##############################

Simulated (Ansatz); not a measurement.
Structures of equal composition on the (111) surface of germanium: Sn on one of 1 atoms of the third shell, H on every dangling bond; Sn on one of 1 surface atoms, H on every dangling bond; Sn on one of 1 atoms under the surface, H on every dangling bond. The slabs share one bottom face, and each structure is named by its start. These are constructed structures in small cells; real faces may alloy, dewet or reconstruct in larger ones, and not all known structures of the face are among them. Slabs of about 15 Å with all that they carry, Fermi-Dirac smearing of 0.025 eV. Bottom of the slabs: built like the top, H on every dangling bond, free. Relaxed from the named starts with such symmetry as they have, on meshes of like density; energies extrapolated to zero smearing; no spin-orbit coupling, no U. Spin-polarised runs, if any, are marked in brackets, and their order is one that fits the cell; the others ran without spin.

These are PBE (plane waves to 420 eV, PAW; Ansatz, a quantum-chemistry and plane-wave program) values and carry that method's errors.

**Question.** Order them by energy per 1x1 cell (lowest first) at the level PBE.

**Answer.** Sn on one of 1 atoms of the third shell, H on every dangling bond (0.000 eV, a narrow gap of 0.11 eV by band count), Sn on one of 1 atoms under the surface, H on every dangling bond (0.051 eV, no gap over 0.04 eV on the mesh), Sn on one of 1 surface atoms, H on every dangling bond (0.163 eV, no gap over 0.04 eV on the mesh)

##############################

(Work order)
All entries are to be copied exactly as they read.

(Task answer)
Simulated (Ansatz); not a measurement.
Structures of equal composition on the (111) surface of germanium: Sn on one of 1 atoms of the third shell, H on every dangling bond; Sn on one of 1 surface atoms, H on every dangling bond; Sn on one of 1 atoms under the surface, H on every dangling bond. The slabs share one bottom face, and each structure is named by its start. These are constructed structures in small cells; real faces may alloy, dewet or reconstruct in larger ones, and not all known structures of the face are among them. Slabs of about 15 Å with all that they carry, Fermi-Dirac smearing of 0.025 eV. Bottom of the slabs: built like the top, H on every dangling bond, free. Relaxed from the named starts with such symmetry as they have, on meshes of like density; energies extrapolated to zero smearing; no spin-orbit coupling, no U. Spin-polarised runs, if any, are marked in brackets, and their order is one that fits the cell; the others ran without spin.

These are PBE (plane waves to 420 eV, PAW; Ansatz, a quantum-chemistry and plane-wave program) values and carry that method's errors.

**Question.** Order them by energy per 1x1 cell (lowest first) at the level PBE.

**Answer.** Sn on one of 1 atoms of the third shell, H on every dangling bond (0.000 eV, a narrow gap of 0.11 eV by band count), Sn on one of 1 atoms under the surface, H on every dangling bond (0.051 eV, no gap over 0.04 eV on the mesh), Sn on one of 1 surface atoms, H on every dangling bond (0.163 eV, no gap over 0.04 eV on the mesh)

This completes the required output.